Work order: Go through the entries below from the first line and output each one exactly, up to and including the line with "It belongs to".

Entries supplied:
-=-=-=-=-
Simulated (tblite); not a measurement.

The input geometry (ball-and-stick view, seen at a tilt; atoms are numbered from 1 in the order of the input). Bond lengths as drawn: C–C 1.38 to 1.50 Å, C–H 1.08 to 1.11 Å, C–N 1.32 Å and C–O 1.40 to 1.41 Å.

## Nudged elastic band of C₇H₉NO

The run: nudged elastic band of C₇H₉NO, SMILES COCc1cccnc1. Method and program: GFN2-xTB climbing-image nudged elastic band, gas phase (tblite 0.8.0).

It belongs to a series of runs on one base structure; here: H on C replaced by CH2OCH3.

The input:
-=-=-=-=-

Exercise output:
Simulated (tblite); not a measurement.

The input geometry (ball-and-stick view, seen at a tilt; atoms are numbered from 1 in the order of the input). Bond lengths as drawn: C–C 1.38 to 1.50 Å, C–H 1.08 to 1.11 Å, C–N 1.32 Å and C–O 1.40 to 1.41 Å.

## Nudged elastic band of C₇H₉NO

The run: nudged elastic band of C₇H₉NO, SMILES COCc1cccnc1. Method and program: GFN2-xTB climbing-image nudged elastic band, gas phase (tblite 0.8.0).

It belongs to a series of runs on one base structure; here: H on C replaced by CH2OCH3.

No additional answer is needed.